(Information begins)

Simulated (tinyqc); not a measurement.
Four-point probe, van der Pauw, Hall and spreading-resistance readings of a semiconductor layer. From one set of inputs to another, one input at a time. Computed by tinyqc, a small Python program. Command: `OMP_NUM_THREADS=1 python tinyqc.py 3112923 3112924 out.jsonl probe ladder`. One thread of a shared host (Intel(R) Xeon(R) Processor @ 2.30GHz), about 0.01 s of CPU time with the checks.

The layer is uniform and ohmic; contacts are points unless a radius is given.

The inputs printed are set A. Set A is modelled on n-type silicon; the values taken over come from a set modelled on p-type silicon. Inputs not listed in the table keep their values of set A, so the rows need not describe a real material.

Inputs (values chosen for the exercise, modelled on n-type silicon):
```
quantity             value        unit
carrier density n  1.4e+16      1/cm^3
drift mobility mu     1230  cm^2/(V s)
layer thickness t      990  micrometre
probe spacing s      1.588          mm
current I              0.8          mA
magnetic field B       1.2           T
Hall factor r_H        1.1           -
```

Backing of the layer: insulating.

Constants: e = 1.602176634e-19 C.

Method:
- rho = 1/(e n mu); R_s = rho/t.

(Information ends)

Reproduce the entries exactly, each one as given.

__Task result__
Simulated (tinyqc); not a measurement.
Four-point probe, van der Pauw, Hall and spreading-resistance readings of a semiconductor layer. From one set of inputs to another, one input at a time. Computed by tinyqc, a small Python program. Command: `OMP_NUM_THREADS=1 python tinyqc.py 3112923 3112924 out.jsonl probe ladder`. One thread of a shared host (Intel(R) Xeon(R) Processor @ 2.30GHz), about 0.01 s of CPU time with the checks.

The layer is uniform and ohmic; contacts are points unless a radius is given.

The inputs printed are set A. Set A is modelled on n-type silicon; the values taken over come from a set modelled on p-type silicon. Inputs not listed in the table keep their values of set A, so the rows need not describe a real material.

Inputs (values chosen for the exercise, modelled on n-type silicon):
```
quantity             value        unit
carrier density n  1.4e+16      1/cm^3
drift mobility mu     1230  cm^2/(V s)
layer thickness t      990  micrometre
probe spacing s      1.588          mm
current I              0.8          mA
magnetic field B       1.2           T
Hall factor r_H        1.1           -
```

Backing of the layer: insulating.

Constants: e = 1.602176634e-19 C.

Method:
- rho = 1/(e n mu); R_s = rho/t.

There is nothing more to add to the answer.